(Data for analysis begins)

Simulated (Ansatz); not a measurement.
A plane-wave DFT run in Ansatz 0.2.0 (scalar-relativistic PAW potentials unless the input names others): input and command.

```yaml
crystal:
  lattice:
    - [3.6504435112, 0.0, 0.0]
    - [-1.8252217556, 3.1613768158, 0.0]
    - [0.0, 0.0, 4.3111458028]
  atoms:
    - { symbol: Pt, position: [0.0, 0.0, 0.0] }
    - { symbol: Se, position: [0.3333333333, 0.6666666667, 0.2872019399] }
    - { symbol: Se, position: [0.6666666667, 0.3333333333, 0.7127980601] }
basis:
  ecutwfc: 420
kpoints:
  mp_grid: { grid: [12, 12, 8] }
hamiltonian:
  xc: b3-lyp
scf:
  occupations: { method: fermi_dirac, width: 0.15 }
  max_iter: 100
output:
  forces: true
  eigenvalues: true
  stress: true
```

(Data for analysis ends)

Your answer should consist of every record, printed exactly as given.

Simulated (Ansatz); not a measurement.
A plane-wave DFT run in Ansatz 0.2.0 (scalar-relativistic PAW potentials unless the input names others): input and command.

```yaml
crystal:
  lattice:
    - [3.6504435112, 0.0, 0.0]
    - [-1.8252217556, 3.1613768158, 0.0]
    - [0.0, 0.0, 4.3111458028]
  atoms:
    - { symbol: Pt, position: [0.0, 0.0, 0.0] }
    - { symbol: Se, position: [0.3333333333, 0.6666666667, 0.2872019399] }
    - { symbol: Se, position: [0.6666666667, 0.3333333333, 0.7127980601] }
basis:
  ecutwfc: 420
kpoints:
  mp_grid: { grid: [12, 12, 8] }
hamiltonian:
  xc: b3-lyp
scf:
  occupations: { method: fermi_dirac, width: 0.15 }
  max_iter: 100
output:
  forces: true
  eigenvalues: true
  stress: true
```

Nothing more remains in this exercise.